REQUIREMENT: When responding, copy every record below exactly as it appears.

DATA:
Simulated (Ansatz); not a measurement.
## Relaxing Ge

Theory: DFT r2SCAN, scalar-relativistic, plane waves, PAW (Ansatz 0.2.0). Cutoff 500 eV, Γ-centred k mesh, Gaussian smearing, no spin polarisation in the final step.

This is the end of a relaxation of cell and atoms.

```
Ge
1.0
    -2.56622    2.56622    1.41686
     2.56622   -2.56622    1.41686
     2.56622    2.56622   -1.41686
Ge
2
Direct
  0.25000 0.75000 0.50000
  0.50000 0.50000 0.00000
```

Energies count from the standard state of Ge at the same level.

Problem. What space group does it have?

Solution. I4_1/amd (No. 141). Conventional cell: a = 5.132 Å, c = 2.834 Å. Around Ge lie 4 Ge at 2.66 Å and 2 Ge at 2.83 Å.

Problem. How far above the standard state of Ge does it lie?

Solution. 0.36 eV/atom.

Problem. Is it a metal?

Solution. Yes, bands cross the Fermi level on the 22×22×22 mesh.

ANSWER BOX:
Simulated (Ansatz); not a measurement.
## Relaxing Ge

Theory: DFT r2SCAN, scalar-relativistic, plane waves, PAW (Ansatz 0.2.0). Cutoff 500 eV, Γ-centred k mesh, Gaussian smearing, no spin polarisation in the final step.

This is the end of a relaxation of cell and atoms.

```
Ge
1.0
    -2.56622    2.56622    1.41686
     2.56622   -2.56622    1.41686
     2.56622    2.56622   -1.41686
Ge
2
Direct
  0.25000 0.75000 0.50000
  0.50000 0.50000 0.00000
```

Energies count from the standard state of Ge at the same level.

Problem. What space group does it have?

Solution. I4_1/amd (No. 141). Conventional cell: a = 5.132 Å, c = 2.834 Å. Around Ge lie 4 Ge at 2.66 Å and 2 Ge at 2.83 Å.

Problem. How far above the standard state of Ge does it lie?

Solution. 0.36 eV/atom.

Problem. Is it a metal?

Solution. Yes, bands cross the Fermi level on the 22×22×22 mesh.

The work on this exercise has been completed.